◆ ACTIVITY: Go through the data underneath and copy every line exactly.

┄┄┄┄┄┄┄┄┄┄

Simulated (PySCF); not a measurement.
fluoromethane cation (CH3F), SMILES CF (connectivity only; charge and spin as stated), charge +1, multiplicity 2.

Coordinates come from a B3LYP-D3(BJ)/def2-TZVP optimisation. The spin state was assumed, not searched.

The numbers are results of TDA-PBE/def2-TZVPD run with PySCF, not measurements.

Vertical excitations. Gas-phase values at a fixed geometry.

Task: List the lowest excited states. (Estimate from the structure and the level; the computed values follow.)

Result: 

┄┄┄┄┄┄┄┄┄┄

◆ WRITTEN ANSWER:
Simulated (PySCF); not a measurement.
fluoromethane cation (CH3F), SMILES CF (connectivity only; charge and spin as stated), charge +1, multiplicity 2.

Coordinates come from a B3LYP-D3(BJ)/def2-TZVP optimisation. The spin state was assumed, not searched.

The numbers are results of TDA-PBE/def2-TZVPD run with PySCF, not measurements.

Vertical excitations. Gas-phase values at a fixed geometry.

Task: List the lowest excited states. (Estimate from the structure and the level; the computed values follow.)

Result: 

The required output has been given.